Assignment — All of the data needs to be reproduced with no alterations.

Data listing —
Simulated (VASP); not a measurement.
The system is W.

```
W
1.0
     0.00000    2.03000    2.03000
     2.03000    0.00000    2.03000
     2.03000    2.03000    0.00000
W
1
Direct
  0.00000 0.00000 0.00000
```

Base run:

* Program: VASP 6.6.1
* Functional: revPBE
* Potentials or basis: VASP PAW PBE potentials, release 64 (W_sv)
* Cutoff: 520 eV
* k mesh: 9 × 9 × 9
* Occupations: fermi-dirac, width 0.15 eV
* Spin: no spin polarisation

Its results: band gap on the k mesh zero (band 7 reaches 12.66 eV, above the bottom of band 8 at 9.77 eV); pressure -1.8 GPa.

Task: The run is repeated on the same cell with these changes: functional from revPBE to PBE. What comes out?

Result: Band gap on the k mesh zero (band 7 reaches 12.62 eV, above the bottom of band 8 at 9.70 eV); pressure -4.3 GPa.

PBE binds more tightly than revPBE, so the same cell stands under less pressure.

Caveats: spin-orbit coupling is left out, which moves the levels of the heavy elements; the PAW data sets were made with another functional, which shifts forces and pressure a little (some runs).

Expected answer —
Simulated (VASP); not a measurement.
The system is W.

```
W
1.0
     0.00000    2.03000    2.03000
     2.03000    0.00000    2.03000
     2.03000    2.03000    0.00000
W
1
Direct
  0.00000 0.00000 0.00000
```

Base run:

* Program: VASP 6.6.1
* Functional: revPBE
* Potentials or basis: VASP PAW PBE potentials, release 64 (W_sv)
* Cutoff: 520 eV
* k mesh: 9 × 9 × 9
* Occupations: fermi-dirac, width 0.15 eV
* Spin: no spin polarisation

Its results: band gap on the k mesh zero (band 7 reaches 12.66 eV, above the bottom of band 8 at 9.77 eV); pressure -1.8 GPa.

Task: The run is repeated on the same cell with these changes: functional from revPBE to PBE. What comes out?

Result: Band gap on the k mesh zero (band 7 reaches 12.62 eV, above the bottom of band 8 at 9.70 eV); pressure -4.3 GPa.

PBE binds more tightly than revPBE, so the same cell stands under less pressure.

Caveats: spin-orbit coupling is left out, which moves the levels of the heavy elements; the PAW data sets were made with another functional, which shifts forces and pressure a little (some runs).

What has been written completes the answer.